EXERCISE: Extract exactly those lines that lie between the start of the material and the line with "All values are", including both boundary lines and no others.

RECORDED DATA:
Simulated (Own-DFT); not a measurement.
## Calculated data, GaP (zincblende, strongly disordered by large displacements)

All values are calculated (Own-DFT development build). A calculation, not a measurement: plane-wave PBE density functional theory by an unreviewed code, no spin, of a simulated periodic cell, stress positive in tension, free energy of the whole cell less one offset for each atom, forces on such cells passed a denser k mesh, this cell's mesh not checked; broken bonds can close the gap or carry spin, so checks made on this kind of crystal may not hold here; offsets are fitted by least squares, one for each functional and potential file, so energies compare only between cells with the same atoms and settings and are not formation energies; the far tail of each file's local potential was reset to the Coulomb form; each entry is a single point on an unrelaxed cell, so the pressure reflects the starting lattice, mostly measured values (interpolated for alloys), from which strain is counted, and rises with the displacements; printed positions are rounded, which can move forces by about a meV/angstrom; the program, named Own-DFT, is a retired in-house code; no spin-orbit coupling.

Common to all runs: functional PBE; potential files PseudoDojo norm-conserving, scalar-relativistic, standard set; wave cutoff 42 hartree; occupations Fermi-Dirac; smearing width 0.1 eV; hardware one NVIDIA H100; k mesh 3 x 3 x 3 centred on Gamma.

WRITTEN REPLY:
Simulated (Own-DFT); not a measurement.
## Calculated data, GaP (zincblende, strongly disordered by large displacements)

All values are calculated (Own-DFT development build). A calculation, not a measurement: plane-wave PBE density functional theory by an unreviewed code, no spin, of a simulated periodic cell, stress positive in tension, free energy of the whole cell less one offset for each atom, forces on such cells passed a denser k mesh, this cell's mesh not checked; broken bonds can close the gap or carry spin, so checks made on this kind of crystal may not hold here; offsets are fitted by least squares, one for each functional and potential file, so energies compare only between cells with the same atoms and settings and are not formation energies; the far tail of each file's local potential was reset to the Coulomb form; each entry is a single point on an unrelaxed cell, so the pressure reflects the starting lattice, mostly measured values (interpolated for alloys), from which strain is counted, and rises with the displacements; printed positions are rounded, which can move forces by about a meV/angstrom; the program, named Own-DFT, is a retired in-house code; no spin-orbit coupling.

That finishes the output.